**LISTED RECORDS**
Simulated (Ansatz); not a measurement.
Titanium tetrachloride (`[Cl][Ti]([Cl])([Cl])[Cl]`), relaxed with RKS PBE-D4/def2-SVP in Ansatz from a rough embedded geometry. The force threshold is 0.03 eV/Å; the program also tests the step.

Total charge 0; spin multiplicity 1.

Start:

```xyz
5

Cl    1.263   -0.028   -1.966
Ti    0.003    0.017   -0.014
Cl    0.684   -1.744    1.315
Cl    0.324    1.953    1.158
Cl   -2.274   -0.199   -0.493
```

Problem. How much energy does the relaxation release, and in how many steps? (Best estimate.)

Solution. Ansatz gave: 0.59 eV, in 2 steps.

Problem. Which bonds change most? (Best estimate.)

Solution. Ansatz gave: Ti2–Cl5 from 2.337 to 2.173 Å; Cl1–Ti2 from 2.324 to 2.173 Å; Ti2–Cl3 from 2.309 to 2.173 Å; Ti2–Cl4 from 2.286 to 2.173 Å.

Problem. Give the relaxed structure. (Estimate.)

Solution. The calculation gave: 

**ACTION ITEM**
Transcribe all of the material exactly as it was written.

**EXERCISE SOLUTION**
Simulated (Ansatz); not a measurement.
Titanium tetrachloride (`[Cl][Ti]([Cl])([Cl])[Cl]`), relaxed with RKS PBE-D4/def2-SVP in Ansatz from a rough embedded geometry. The force threshold is 0.03 eV/Å; the program also tests the step.

Total charge 0; spin multiplicity 1.

Start:

```xyz
5

Cl    1.263   -0.028   -1.966
Ti    0.003    0.017   -0.014
Cl    0.684   -1.744    1.315
Cl    0.324    1.953    1.158
Cl   -2.274   -0.199   -0.493
```

Problem. How much energy does the relaxation release, and in how many steps? (Best estimate.)

Solution. Ansatz gave: 0.59 eV, in 2 steps.

Problem. Which bonds change most? (Best estimate.)

Solution. Ansatz gave: Ti2–Cl5 from 2.337 to 2.173 Å; Cl1–Ti2 from 2.324 to 2.173 Å; Ti2–Cl3 from 2.309 to 2.173 Å; Ti2–Cl4 from 2.286 to 2.173 Å.

Problem. Give the relaxed structure. (Estimate.)

Solution. The calculation gave: 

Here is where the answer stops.